## [WORK TASK]
Set down exactly the lines in the records below that run from the line with "and atoms |" to the line with "Answer: Over 28", inclusive, and nothing more.

————

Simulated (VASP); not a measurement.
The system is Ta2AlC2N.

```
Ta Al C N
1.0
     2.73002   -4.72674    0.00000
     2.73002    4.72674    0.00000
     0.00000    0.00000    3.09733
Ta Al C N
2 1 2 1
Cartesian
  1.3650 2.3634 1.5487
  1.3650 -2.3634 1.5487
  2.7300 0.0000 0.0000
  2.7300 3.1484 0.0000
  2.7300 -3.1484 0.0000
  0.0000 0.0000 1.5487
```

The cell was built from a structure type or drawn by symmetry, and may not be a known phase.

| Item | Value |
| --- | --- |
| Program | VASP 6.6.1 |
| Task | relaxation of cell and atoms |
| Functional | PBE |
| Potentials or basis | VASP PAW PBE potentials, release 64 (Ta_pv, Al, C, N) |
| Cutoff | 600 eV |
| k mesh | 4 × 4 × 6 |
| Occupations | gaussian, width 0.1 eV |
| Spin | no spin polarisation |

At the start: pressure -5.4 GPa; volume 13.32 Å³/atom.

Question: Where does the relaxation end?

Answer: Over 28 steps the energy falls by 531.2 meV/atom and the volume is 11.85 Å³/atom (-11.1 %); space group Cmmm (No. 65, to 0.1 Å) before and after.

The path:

————

## [WRITTEN ANSWER]
| Task | relaxation of cell and atoms |
| Functional | PBE |
| Potentials or basis | VASP PAW PBE potentials, release 64 (Ta_pv, Al, C, N) |
| Cutoff | 600 eV |
| k mesh | 4 × 4 × 6 |
| Occupations | gaussian, width 0.1 eV |
| Spin | no spin polarisation |

At the start: pressure -5.4 GPa; volume 13.32 Å³/atom.

Question: Where does the relaxation end?

Answer: Over 28 steps the energy falls by 531.2 meV/atom and the volume is 11.85 Å³/atom (-11.1 %); space group Cmmm (No. 65, to 0.1 Å) before and after.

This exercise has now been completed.